» ACTIVITY: Please retype, unchanged, each line from the top of the material below through the line where "Problem. Estimate the wall time of this run." appears.

» SUPPLIED INFORMATION:
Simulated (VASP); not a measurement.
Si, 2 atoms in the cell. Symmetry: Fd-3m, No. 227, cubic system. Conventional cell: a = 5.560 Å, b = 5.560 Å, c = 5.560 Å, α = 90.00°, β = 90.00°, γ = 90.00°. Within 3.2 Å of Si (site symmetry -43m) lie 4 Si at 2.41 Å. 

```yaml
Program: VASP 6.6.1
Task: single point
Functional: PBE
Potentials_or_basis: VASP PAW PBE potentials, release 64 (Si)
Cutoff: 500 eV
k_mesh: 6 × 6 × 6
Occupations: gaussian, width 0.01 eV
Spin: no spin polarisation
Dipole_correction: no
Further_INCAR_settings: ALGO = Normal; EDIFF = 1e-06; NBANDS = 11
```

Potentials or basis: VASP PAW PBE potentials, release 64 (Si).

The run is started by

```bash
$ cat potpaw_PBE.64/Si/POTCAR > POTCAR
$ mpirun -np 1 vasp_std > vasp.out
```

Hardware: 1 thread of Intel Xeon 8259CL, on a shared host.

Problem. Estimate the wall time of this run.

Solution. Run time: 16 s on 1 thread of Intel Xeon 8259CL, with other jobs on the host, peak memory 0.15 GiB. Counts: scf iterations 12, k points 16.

» EXERCISE ANSWER:
Simulated (VASP); not a measurement.
Si, 2 atoms in the cell. Symmetry: Fd-3m, No. 227, cubic system. Conventional cell: a = 5.560 Å, b = 5.560 Å, c = 5.560 Å, α = 90.00°, β = 90.00°, γ = 90.00°. Within 3.2 Å of Si (site symmetry -43m) lie 4 Si at 2.41 Å. 

```yaml
Program: VASP 6.6.1
Task: single point
Functional: PBE
Potentials_or_basis: VASP PAW PBE potentials, release 64 (Si)
Cutoff: 500 eV
k_mesh: 6 × 6 × 6
Occupations: gaussian, width 0.01 eV
Spin: no spin polarisation
Dipole_correction: no
Further_INCAR_settings: ALGO = Normal; EDIFF = 1e-06; NBANDS = 11
```

Potentials or basis: VASP PAW PBE potentials, release 64 (Si).

The run is started by

```bash
$ cat potpaw_PBE.64/Si/POTCAR > POTCAR
$ mpirun -np 1 vasp_std > vasp.out
```

Hardware: 1 thread of Intel Xeon 8259CL, on a shared host.

Problem. Estimate the wall time of this run.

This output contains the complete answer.